> **Study material**
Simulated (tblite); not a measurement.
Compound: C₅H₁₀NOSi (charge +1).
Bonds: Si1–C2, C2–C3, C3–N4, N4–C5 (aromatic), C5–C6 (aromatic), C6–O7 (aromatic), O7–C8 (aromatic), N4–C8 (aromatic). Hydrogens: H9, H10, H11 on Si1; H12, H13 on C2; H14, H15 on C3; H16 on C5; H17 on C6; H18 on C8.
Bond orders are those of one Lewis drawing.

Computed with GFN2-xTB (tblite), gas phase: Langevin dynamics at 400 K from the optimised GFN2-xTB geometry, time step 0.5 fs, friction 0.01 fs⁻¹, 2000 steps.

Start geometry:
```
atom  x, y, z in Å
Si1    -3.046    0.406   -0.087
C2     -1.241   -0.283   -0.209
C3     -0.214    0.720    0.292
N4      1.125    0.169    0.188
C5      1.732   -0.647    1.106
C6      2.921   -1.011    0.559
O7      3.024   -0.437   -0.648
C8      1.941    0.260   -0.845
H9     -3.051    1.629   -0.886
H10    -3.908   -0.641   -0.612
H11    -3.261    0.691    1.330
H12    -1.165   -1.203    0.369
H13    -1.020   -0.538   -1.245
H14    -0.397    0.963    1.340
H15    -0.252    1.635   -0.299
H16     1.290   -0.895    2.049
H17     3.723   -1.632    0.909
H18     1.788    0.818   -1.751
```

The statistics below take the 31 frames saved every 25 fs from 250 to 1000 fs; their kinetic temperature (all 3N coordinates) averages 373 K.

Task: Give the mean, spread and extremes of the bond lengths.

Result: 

> **Work order**
The exact lines of the material above starting at the one that contains "Compound: C₅H₁₀NOSi (charge +1)." and ending at the one that contains "Task: Give the" are what to retype; leave out everything else.

> **Task result**
Compound: C₅H₁₀NOSi (charge +1).
Bonds: Si1–C2, C2–C3, C3–N4, N4–C5 (aromatic), C5–C6 (aromatic), C6–O7 (aromatic), O7–C8 (aromatic), N4–C8 (aromatic). Hydrogens: H9, H10, H11 on Si1; H12, H13 on C2; H14, H15 on C3; H16 on C5; H17 on C6; H18 on C8.
Bond orders are those of one Lewis drawing.

Computed with GFN2-xTB (tblite), gas phase: Langevin dynamics at 400 K from the optimised GFN2-xTB geometry, time step 0.5 fs, friction 0.01 fs⁻¹, 2000 steps.

Start geometry:
```
atom  x, y, z in Å
Si1    -3.046    0.406   -0.087
C2     -1.241   -0.283   -0.209
C3     -0.214    0.720    0.292
N4      1.125    0.169    0.188
C5      1.732   -0.647    1.106
C6      2.921   -1.011    0.559
O7      3.024   -0.437   -0.648
C8      1.941    0.260   -0.845
H9     -3.051    1.629   -0.886
H10    -3.908   -0.641   -0.612
H11    -3.261    0.691    1.330
H12    -1.165   -1.203    0.369
H13    -1.020   -0.538   -1.245
H14    -0.397    0.963    1.340
H15    -0.252    1.635   -0.299
H16     1.290   -0.895    2.049
H17     3.723   -1.632    0.909
H18     1.788    0.818   -1.751
```

The statistics below take the 31 frames saved every 25 fs from 250 to 1000 fs; their kinetic temperature (all 3N coordinates) averages 373 K.

Task: Give the mean, spread and extremes of the bond lengths.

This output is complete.